*** DATASET EXCERPTS ***

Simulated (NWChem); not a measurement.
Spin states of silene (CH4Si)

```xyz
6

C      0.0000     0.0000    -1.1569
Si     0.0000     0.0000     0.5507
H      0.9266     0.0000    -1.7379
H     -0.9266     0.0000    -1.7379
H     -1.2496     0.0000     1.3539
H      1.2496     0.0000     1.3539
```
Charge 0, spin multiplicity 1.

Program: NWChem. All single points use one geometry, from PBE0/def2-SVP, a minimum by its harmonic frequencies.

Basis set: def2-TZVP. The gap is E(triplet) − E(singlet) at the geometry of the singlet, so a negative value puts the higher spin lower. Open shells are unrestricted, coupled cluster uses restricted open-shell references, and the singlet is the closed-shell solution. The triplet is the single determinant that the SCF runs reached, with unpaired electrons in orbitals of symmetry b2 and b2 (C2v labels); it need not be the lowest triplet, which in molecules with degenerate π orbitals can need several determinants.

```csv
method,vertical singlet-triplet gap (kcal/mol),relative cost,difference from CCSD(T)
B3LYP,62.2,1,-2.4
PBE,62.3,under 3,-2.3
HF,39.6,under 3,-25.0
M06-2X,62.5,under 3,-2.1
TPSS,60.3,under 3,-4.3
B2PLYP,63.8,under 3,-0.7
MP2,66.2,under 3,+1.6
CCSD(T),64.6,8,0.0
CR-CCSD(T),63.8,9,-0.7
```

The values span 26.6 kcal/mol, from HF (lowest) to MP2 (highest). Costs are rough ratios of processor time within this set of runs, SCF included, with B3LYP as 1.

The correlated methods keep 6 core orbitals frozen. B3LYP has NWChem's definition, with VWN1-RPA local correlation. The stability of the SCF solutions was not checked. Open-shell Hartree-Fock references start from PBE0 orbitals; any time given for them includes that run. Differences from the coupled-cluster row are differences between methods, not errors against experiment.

*** End of DATASET EXCERPTS ***

Reproduce the lines above, beginning at the line with "Spin states of silene (CH4Si)" and stopping after the line with "Program: NWChem. All", exactly as they are.

Spin states of silene (CH4Si)

```xyz
6

C      0.0000     0.0000    -1.1569
Si     0.0000     0.0000     0.5507
H      0.9266     0.0000    -1.7379
H     -0.9266     0.0000    -1.7379
H     -1.2496     0.0000     1.3539
H      1.2496     0.0000     1.3539
```
Charge 0, spin multiplicity 1.

Program: NWChem. All single points use one geometry, from PBE0/def2-SVP, a minimum by its harmonic frequencies.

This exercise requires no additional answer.